------

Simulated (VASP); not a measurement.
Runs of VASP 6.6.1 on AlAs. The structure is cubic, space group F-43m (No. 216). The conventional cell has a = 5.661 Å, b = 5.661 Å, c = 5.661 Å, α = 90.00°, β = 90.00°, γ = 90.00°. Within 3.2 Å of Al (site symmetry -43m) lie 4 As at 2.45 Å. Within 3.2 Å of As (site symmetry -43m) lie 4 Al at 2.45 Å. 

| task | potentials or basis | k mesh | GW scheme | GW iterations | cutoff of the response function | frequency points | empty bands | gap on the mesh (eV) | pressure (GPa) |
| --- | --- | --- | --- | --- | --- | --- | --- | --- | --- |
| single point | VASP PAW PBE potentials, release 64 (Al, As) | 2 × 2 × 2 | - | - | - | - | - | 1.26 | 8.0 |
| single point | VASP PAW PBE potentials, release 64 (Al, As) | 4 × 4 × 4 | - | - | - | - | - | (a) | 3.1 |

------

> _Work item_
Every line of the data above should be output exactly as written.

> _Exercise output_
Simulated (VASP); not a measurement.
Runs of VASP 6.6.1 on AlAs. The structure is cubic, space group F-43m (No. 216). The conventional cell has a = 5.661 Å, b = 5.661 Å, c = 5.661 Å, α = 90.00°, β = 90.00°, γ = 90.00°. Within 3.2 Å of Al (site symmetry -43m) lie 4 As at 2.45 Å. Within 3.2 Å of As (site symmetry -43m) lie 4 Al at 2.45 Å. 

| task | potentials or basis | k mesh | GW scheme | GW iterations | cutoff of the response function | frequency points | empty bands | gap on the mesh (eV) | pressure (GPa) |
| --- | --- | --- | --- | --- | --- | --- | --- | --- | --- |
| single point | VASP PAW PBE potentials, release 64 (Al, As) | 2 × 2 × 2 | - | - | - | - | - | 1.26 | 8.0 |
| single point | VASP PAW PBE potentials, release 64 (Al, As) | 4 × 4 × 4 | - | - | - | - | - | (a) | 3.1 |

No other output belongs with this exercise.